| Excerpted records |
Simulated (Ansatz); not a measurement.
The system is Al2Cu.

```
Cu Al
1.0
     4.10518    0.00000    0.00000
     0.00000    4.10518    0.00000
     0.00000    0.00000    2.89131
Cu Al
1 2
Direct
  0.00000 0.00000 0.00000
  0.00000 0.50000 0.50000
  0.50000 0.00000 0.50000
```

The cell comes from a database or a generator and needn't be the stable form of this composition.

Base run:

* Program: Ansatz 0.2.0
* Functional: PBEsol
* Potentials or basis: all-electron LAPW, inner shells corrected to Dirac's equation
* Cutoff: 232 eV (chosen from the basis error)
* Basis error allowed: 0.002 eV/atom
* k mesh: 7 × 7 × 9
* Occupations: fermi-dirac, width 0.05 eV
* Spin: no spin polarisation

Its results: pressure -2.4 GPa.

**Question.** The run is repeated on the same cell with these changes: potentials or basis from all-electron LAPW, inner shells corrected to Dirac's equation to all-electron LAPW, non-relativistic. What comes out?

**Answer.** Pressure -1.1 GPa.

| Activity |
Give back exactly the lines of the listing, starting with the first and ending with the one bearing "Its results: pressure -2.4 GPa.". Add no other lines.

| Written reply |
Simulated (Ansatz); not a measurement.
The system is Al2Cu.

```
Cu Al
1.0
     4.10518    0.00000    0.00000
     0.00000    4.10518    0.00000
     0.00000    0.00000    2.89131
Cu Al
1 2
Direct
  0.00000 0.00000 0.00000
  0.00000 0.50000 0.50000
  0.50000 0.00000 0.50000
```

The cell comes from a database or a generator and needn't be the stable form of this composition.

Base run:

* Program: Ansatz 0.2.0
* Functional: PBEsol
* Potentials or basis: all-electron LAPW, inner shells corrected to Dirac's equation
* Cutoff: 232 eV (chosen from the basis error)
* Basis error allowed: 0.002 eV/atom
* k mesh: 7 × 7 × 9
* Occupations: fermi-dirac, width 0.05 eV
* Spin: no spin polarisation

Its results: pressure -2.4 GPa.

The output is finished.